ENTRIES SUPPLIED.
········

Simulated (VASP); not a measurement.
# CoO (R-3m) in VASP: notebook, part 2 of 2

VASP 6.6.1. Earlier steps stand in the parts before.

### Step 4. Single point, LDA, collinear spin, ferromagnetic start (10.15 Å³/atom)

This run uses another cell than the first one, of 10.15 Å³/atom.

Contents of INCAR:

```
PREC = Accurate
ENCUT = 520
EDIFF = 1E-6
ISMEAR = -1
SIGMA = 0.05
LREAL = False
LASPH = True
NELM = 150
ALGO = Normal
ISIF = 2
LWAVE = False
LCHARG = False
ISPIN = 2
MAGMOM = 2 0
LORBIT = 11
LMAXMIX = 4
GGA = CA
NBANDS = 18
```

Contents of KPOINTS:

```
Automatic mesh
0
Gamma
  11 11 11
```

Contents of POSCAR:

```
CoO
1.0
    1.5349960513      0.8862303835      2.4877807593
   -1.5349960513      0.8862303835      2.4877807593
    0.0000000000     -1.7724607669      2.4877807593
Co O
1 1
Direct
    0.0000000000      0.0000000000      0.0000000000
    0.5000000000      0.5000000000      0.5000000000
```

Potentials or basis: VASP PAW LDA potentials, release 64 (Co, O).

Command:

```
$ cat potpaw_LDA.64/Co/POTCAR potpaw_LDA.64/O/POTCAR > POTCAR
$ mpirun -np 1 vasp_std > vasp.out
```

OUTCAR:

········

ACTION ITEM.
Exactly as they appear above, output the lines of the data from the first through the one that contains "### Step 4.", and only those lines.

TASK RESULT.
Simulated (VASP); not a measurement.
# CoO (R-3m) in VASP: notebook, part 2 of 2

VASP 6.6.1. Earlier steps stand in the parts before.

### Step 4. Single point, LDA, collinear spin, ferromagnetic start (10.15 Å³/atom)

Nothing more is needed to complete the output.